▶ _Work order_: Below are several records. Retype exactly those lines running from the one with "Method: RKS PBE0-D4/def2-SVP" through the one with "How did the", end lines included, and no others.

· · · · ·

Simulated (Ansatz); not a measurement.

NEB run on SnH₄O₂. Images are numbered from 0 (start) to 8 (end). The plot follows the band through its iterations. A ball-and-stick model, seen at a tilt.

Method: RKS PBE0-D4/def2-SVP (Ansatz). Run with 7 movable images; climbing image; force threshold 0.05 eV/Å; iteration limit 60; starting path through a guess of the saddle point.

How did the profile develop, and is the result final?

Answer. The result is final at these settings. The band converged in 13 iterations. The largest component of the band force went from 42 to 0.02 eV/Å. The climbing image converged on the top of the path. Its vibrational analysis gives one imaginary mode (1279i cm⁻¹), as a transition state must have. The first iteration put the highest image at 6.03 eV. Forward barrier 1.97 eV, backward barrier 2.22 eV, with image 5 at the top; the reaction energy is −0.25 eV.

· · · · ·

▶ _Solution_:
Method: RKS PBE0-D4/def2-SVP (Ansatz). Run with 7 movable images; climbing image; force threshold 0.05 eV/Å; iteration limit 60; starting path through a guess of the saddle point.

How did the profile develop, and is the result final?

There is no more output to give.